- Exercise data -
[Start of section]

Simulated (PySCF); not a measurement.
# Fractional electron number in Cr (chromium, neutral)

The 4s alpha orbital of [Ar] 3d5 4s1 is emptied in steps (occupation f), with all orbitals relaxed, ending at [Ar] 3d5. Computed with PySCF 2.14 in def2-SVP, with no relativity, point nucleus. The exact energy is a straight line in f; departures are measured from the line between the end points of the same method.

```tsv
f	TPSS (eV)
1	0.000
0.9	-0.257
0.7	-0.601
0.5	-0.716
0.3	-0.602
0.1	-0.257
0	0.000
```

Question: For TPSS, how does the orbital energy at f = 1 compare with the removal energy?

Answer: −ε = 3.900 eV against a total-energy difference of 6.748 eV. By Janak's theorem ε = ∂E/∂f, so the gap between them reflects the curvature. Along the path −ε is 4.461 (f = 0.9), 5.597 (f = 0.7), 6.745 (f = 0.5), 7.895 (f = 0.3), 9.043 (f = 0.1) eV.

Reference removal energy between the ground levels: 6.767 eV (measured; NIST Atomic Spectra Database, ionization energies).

[End of section]

- Activity -
Please output the exact lines of the records above, beginning with the first and stopping after the line that holds "Answer: −ε = 3.900", and nothing else.

- Task solution -
Simulated (PySCF); not a measurement.
# Fractional electron number in Cr (chromium, neutral)

The 4s alpha orbital of [Ar] 3d5 4s1 is emptied in steps (occupation f), with all orbitals relaxed, ending at [Ar] 3d5. Computed with PySCF 2.14 in def2-SVP, with no relativity, point nucleus. The exact energy is a straight line in f; departures are measured from the line between the end points of the same method.

```tsv
f	TPSS (eV)
1	0.000
0.9	-0.257
0.7	-0.601
0.5	-0.716
0.3	-0.602
0.1	-0.257
0	0.000
```

Question: For TPSS, how does the orbital energy at f = 1 compare with the removal energy?

Answer: −ε = 3.900 eV against a total-energy difference of 6.748 eV. By Janak's theorem ε = ∂E/∂f, so the gap between them reflects the curvature. Along the path −ε is 4.461 (f = 0.9), 5.597 (f = 0.7), 6.745 (f = 0.5), 7.895 (f = 0.3), 9.043 (f = 0.1) eV.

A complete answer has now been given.